**Required action**
Once the line containing "No spin–orbit coupling, which" is found in the records below, return it and each following line exactly, up to and including the line containing "the relaxation end?", and nothing else.

**Study material**
####################

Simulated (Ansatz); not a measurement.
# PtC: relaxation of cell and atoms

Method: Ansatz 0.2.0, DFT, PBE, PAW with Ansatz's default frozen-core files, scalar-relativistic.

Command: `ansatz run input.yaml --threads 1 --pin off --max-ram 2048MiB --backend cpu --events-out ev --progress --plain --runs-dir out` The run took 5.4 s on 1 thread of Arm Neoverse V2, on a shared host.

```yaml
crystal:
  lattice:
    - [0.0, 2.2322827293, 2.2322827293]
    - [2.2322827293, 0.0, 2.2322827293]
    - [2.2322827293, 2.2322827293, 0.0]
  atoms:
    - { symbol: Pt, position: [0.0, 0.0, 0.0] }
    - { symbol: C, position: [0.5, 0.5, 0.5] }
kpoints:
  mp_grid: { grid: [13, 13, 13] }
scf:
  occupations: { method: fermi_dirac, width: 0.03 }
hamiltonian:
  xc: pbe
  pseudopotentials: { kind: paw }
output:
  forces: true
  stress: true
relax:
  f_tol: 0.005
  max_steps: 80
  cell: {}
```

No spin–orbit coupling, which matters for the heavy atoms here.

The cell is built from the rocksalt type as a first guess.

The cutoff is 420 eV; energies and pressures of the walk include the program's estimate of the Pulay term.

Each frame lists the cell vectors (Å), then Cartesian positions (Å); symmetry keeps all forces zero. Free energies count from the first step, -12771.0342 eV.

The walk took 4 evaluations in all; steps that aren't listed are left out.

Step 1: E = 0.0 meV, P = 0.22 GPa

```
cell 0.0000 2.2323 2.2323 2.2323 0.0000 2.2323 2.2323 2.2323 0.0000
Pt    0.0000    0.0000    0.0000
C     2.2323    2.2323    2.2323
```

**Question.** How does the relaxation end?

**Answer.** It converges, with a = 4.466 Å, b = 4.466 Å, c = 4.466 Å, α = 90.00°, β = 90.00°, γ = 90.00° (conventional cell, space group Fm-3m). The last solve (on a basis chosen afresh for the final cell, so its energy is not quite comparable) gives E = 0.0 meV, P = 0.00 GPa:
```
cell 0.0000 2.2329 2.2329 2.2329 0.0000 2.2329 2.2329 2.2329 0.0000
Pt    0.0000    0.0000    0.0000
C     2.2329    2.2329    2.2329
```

####################

**Answer box**
No spin–orbit coupling, which matters for the heavy atoms here.

The cell is built from the rocksalt type as a first guess.

The cutoff is 420 eV; energies and pressures of the walk include the program's estimate of the Pulay term.

Each frame lists the cell vectors (Å), then Cartesian positions (Å); symmetry keeps all forces zero. Free energies count from the first step, -12771.0342 eV.

The walk took 4 evaluations in all; steps that aren't listed are left out.

Step 1: E = 0.0 meV, P = 0.22 GPa

```
cell 0.0000 2.2323 2.2323 2.2323 0.0000 2.2323 2.2323 2.2323 0.0000
Pt    0.0000    0.0000    0.0000
C     2.2323    2.2323    2.2323
```

**Question.** How does the relaxation end?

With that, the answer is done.